Provided information:
○ ○ ○ ○

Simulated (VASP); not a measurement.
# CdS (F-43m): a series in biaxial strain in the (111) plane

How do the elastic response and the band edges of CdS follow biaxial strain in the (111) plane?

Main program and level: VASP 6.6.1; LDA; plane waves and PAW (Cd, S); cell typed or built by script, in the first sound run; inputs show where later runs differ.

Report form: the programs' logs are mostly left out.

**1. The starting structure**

○ ○ ○ ○

Return each line of the records above exactly as it reads.

Your response:
Simulated (VASP); not a measurement.
# CdS (F-43m): a series in biaxial strain in the (111) plane

How do the elastic response and the band edges of CdS follow biaxial strain in the (111) plane?

Main program and level: VASP 6.6.1; LDA; plane waves and PAW (Cd, S); cell typed or built by script, in the first sound run; inputs show where later runs differ.

Report form: the programs' logs are mostly left out.

**1. The starting structure**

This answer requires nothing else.